###
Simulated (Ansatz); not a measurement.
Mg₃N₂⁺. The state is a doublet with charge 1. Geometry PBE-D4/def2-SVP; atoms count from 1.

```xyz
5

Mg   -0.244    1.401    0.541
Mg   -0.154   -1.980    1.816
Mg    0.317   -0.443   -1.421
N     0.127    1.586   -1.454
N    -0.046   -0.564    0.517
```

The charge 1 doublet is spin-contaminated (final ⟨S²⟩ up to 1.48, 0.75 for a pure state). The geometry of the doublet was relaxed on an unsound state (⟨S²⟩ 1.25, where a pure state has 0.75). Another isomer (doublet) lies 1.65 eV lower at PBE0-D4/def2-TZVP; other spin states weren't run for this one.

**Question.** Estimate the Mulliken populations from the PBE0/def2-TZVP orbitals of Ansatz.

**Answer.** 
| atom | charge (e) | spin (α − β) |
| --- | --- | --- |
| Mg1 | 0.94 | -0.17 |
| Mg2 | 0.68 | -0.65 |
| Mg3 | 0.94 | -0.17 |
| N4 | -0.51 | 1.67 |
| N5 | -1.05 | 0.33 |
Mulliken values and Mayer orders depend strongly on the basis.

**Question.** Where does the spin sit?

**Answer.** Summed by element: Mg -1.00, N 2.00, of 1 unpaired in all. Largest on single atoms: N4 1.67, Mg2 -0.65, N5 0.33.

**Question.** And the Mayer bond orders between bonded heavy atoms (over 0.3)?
###

Everything in the listing should be set down again exactly.

### TASK RESULT
Simulated (Ansatz); not a measurement.
Mg₃N₂⁺. The state is a doublet with charge 1. Geometry PBE-D4/def2-SVP; atoms count from 1.

```xyz
5

Mg   -0.244    1.401    0.541
Mg   -0.154   -1.980    1.816
Mg    0.317   -0.443   -1.421
N     0.127    1.586   -1.454
N    -0.046   -0.564    0.517
```

The charge 1 doublet is spin-contaminated (final ⟨S²⟩ up to 1.48, 0.75 for a pure state). The geometry of the doublet was relaxed on an unsound state (⟨S²⟩ 1.25, where a pure state has 0.75). Another isomer (doublet) lies 1.65 eV lower at PBE0-D4/def2-TZVP; other spin states weren't run for this one.

**Question.** Estimate the Mulliken populations from the PBE0/def2-TZVP orbitals of Ansatz.

**Answer.** 
| atom | charge (e) | spin (α − β) |
| --- | --- | --- |
| Mg1 | 0.94 | -0.17 |
| Mg2 | 0.68 | -0.65 |
| Mg3 | 0.94 | -0.17 |
| N4 | -0.51 | 1.67 |
| N5 | -1.05 | 0.33 |
Mulliken values and Mayer orders depend strongly on the basis.

**Question.** Where does the spin sit?

**Answer.** Summed by element: Mg -1.00, N 2.00, of 1 unpaired in all. Largest on single atoms: N4 1.67, Mg2 -0.65, N5 0.33.

**Question.** And the Mayer bond orders between bonded heavy atoms (over 0.3)?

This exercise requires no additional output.